▶ Requirement
With the material below, print exactly the lines between the line holding "Alike in all" and the line holding "A k mesh can", inclusive. Add nothing else.

▶ Data extract
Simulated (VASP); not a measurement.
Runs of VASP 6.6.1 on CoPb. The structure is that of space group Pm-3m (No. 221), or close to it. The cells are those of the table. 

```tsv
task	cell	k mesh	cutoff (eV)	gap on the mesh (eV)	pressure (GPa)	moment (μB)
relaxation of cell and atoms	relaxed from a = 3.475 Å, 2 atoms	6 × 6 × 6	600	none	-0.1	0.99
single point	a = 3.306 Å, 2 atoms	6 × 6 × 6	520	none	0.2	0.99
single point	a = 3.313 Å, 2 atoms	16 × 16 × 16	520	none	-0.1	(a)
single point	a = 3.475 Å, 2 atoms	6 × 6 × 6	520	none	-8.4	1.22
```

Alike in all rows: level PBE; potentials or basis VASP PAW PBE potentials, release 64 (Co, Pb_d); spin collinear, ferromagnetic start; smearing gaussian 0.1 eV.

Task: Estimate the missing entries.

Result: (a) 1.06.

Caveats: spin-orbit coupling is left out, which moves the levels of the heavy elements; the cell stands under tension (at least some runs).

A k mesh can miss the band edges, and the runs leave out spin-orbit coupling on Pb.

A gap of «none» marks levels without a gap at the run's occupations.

▶ Response
Alike in all rows: level PBE; potentials or basis VASP PAW PBE potentials, release 64 (Co, Pb_d); spin collinear, ferromagnetic start; smearing gaussian 0.1 eV.

Task: Estimate the missing entries.

Result: (a) 1.06.

Caveats: spin-orbit coupling is left out, which moves the levels of the heavy elements; the cell stands under tension (at least some runs).

A k mesh can miss the band edges, and the runs leave out spin-orbit coupling on Pb.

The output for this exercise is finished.